*ACTIVITY*:
Nothing should be output except the lines from the top of the material below through the line that contains "Method: PBE/def2-TZVP (PySCF).", each exactly as written.

*SOURCE INFORMATION*:
--

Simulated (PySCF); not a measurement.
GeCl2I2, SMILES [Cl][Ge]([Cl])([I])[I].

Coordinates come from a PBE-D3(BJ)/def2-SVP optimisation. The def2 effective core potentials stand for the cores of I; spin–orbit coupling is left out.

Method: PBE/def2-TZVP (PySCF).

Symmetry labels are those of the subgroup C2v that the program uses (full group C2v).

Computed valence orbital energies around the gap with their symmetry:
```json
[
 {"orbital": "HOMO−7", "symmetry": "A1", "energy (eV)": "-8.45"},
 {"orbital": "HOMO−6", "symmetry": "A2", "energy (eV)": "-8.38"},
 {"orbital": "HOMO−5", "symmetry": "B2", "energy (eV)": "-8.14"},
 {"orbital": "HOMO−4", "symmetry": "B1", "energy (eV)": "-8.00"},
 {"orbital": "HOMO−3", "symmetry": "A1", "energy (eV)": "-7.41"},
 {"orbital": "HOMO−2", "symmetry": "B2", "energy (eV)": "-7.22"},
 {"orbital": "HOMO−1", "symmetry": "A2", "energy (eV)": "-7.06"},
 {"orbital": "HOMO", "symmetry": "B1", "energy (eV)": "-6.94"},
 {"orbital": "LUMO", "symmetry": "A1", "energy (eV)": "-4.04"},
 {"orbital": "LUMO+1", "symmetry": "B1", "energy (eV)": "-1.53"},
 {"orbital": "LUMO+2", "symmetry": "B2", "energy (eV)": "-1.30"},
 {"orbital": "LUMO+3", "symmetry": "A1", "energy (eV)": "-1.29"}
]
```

--

*RESPONSE AREA*:
Simulated (PySCF); not a measurement.
GeCl2I2, SMILES [Cl][Ge]([Cl])([I])[I].

Coordinates come from a PBE-D3(BJ)/def2-SVP optimisation. The def2 effective core potentials stand for the cores of I; spin–orbit coupling is left out.

Method: PBE/def2-TZVP (PySCF).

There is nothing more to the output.